Brief: Only the lines from the start of the entries through the line with "At the start: pressure" are wanted; please output them exactly.

****************************************
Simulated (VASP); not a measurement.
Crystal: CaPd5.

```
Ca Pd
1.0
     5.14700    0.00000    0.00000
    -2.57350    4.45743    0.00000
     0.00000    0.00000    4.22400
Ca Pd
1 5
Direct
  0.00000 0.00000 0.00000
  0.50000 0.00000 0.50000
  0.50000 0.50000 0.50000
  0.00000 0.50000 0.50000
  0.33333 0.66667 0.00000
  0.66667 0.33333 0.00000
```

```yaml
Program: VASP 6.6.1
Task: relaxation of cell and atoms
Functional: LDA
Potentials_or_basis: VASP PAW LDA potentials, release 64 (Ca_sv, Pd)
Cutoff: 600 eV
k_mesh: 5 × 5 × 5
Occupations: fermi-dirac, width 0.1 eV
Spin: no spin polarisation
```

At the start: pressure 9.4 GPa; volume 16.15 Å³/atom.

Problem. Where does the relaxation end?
****************************************

Answer section:
Simulated (VASP); not a measurement.
Crystal: CaPd5.

```
Ca Pd
1.0
     5.14700    0.00000    0.00000
    -2.57350    4.45743    0.00000
     0.00000    0.00000    4.22400
Ca Pd
1 5
Direct
  0.00000 0.00000 0.00000
  0.50000 0.00000 0.50000
  0.50000 0.50000 0.50000
  0.00000 0.50000 0.50000
  0.33333 0.66667 0.00000
  0.66667 0.33333 0.00000
```

```yaml
Program: VASP 6.6.1
Task: relaxation of cell and atoms
Functional: LDA
Potentials_or_basis: VASP PAW LDA potentials, release 64 (Ca_sv, Pd)
Cutoff: 600 eV
k_mesh: 5 × 5 × 5
Occupations: fermi-dirac, width 0.1 eV
Spin: no spin polarisation
```

At the start: pressure 9.4 GPa; volume 16.15 Å³/atom.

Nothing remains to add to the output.